Beginning with the opening line, set down each line of the material below exactly, stopping once the line with "The structure derives" is done.

=== RECORDS SUPPLIED ===
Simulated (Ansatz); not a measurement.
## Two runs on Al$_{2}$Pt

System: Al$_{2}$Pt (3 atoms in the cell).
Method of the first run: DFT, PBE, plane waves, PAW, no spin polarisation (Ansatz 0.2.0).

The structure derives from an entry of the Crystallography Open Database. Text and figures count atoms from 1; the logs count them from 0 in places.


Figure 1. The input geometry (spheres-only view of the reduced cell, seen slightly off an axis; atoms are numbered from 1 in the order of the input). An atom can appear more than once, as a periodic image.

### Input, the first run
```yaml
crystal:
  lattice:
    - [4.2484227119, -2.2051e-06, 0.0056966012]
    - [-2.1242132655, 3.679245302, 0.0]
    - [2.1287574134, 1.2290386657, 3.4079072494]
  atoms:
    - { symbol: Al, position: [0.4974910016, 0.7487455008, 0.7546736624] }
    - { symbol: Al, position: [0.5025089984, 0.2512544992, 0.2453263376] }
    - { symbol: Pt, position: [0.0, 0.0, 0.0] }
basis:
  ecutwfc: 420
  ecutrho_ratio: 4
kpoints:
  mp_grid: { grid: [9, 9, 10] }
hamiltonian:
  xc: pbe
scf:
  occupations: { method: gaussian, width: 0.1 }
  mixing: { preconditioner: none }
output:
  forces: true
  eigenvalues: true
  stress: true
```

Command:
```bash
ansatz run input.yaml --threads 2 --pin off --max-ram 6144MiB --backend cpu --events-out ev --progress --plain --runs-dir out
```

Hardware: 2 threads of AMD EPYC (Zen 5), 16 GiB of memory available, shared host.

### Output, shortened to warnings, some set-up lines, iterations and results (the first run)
===

__WRITTEN REPLY__.
Simulated (Ansatz); not a measurement.
## Two runs on Al$_{2}$Pt

System: Al$_{2}$Pt (3 atoms in the cell).
Method of the first run: DFT, PBE, plane waves, PAW, no spin polarisation (Ansatz 0.2.0).

The structure derives from an entry of the Crystallography Open Database. Text and figures count atoms from 1; the logs count them from 0 in places.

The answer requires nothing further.